- [ASSIGNMENT] Produce word for word the lines of the data below running from the one that has "Result: 3H at" to the one that has "Result: The lowest", inclusive, and no others.

- [DATA EXCERPTS]
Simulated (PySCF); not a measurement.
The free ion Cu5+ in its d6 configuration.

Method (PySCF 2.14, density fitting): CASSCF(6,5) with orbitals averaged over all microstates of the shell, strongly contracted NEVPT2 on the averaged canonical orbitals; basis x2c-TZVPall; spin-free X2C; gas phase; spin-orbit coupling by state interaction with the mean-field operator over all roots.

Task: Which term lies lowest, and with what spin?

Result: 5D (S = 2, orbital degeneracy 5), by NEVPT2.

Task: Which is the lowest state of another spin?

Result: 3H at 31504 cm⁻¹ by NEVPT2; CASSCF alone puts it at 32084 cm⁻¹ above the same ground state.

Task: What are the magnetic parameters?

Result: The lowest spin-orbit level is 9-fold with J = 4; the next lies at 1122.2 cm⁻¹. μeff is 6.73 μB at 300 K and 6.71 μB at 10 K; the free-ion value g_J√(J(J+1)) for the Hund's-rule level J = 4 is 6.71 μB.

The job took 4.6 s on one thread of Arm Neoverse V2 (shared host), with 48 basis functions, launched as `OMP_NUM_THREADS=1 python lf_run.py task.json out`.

- [RESPONSE AREA]
Result: 3H at 31504 cm⁻¹ by NEVPT2; CASSCF alone puts it at 32084 cm⁻¹ above the same ground state.

Task: What are the magnetic parameters?

Result: The lowest spin-orbit level is 9-fold with J = 4; the next lies at 1122.2 cm⁻¹. μeff is 6.73 μB at 300 K and 6.71 μB at 10 K; the free-ion value g_J√(J(J+1)) for the Hund's-rule level J = 4 is 6.71 μB.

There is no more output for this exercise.